> ACTIVITY:
From the top of the records below, return each line exactly, ending with the line that contains "Q: Give the".

> DATA EXTRACT:
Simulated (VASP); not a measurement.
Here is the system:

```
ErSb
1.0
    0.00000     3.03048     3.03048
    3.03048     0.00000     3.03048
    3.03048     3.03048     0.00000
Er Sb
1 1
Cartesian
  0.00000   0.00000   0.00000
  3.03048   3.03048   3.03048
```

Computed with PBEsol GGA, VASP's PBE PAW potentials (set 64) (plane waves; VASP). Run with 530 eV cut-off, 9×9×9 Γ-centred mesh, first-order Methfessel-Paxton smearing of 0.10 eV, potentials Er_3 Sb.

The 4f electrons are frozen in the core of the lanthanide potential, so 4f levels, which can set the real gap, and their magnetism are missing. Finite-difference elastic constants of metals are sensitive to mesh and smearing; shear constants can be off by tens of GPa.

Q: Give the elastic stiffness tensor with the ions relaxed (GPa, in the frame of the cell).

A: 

> WRITTEN ANSWER:
Simulated (VASP); not a measurement.
Here is the system:

```
ErSb
1.0
    0.00000     3.03048     3.03048
    3.03048     0.00000     3.03048
    3.03048     3.03048     0.00000
Er Sb
1 1
Cartesian
  0.00000   0.00000   0.00000
  3.03048   3.03048   3.03048
```

Computed with PBEsol GGA, VASP's PBE PAW potentials (set 64) (plane waves; VASP). Run with 530 eV cut-off, 9×9×9 Γ-centred mesh, first-order Methfessel-Paxton smearing of 0.10 eV, potentials Er_3 Sb.

The 4f electrons are frozen in the core of the lanthanide potential, so 4f levels, which can set the real gap, and their magnetism are missing. Finite-difference elastic constants of metals are sensitive to mesh and smearing; shear constants can be off by tens of GPa.

Q: Give the elastic stiffness tensor with the ions relaxed (GPa, in the frame of the cell).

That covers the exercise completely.